**Given data**.
^^^^^^^^^^^^^^^^

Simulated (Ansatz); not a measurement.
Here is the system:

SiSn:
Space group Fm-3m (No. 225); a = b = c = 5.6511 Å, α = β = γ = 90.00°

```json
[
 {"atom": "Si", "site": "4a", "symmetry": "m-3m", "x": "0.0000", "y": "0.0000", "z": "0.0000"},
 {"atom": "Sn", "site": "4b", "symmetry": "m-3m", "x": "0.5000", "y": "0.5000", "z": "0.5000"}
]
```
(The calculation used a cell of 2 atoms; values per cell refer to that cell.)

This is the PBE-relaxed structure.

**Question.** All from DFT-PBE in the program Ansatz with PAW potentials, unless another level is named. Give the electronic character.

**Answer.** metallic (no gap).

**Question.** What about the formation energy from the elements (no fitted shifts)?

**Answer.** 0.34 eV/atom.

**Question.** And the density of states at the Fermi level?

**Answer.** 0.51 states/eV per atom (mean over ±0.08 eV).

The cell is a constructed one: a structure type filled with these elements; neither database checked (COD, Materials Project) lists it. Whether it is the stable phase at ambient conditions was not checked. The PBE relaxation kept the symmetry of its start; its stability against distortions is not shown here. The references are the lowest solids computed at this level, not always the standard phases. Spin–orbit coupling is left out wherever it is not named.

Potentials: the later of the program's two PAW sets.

^^^^^^^^^^^^^^^^

**Exercise**.
Reproduce word for word the material above, beginning with the line that contains "This is the PBE-relaxed structure." and ending with the line that contains "The cell is".

**Task solution**.
This is the PBE-relaxed structure.

**Question.** All from DFT-PBE in the program Ansatz with PAW potentials, unless another level is named. Give the electronic character.

**Answer.** metallic (no gap).

**Question.** What about the formation energy from the elements (no fitted shifts)?

**Answer.** 0.34 eV/atom.

**Question.** And the density of states at the Fermi level?

**Answer.** 0.51 states/eV per atom (mean over ±0.08 eV).

The cell is a constructed one: a structure type filled with these elements; neither database checked (COD, Materials Project) lists it. Whether it is the stable phase at ambient conditions was not checked. The PBE relaxation kept the symmetry of its start; its stability against distortions is not shown here. The references are the lowest solids computed at this level, not always the standard phases. Spin–orbit coupling is left out wherever it is not named.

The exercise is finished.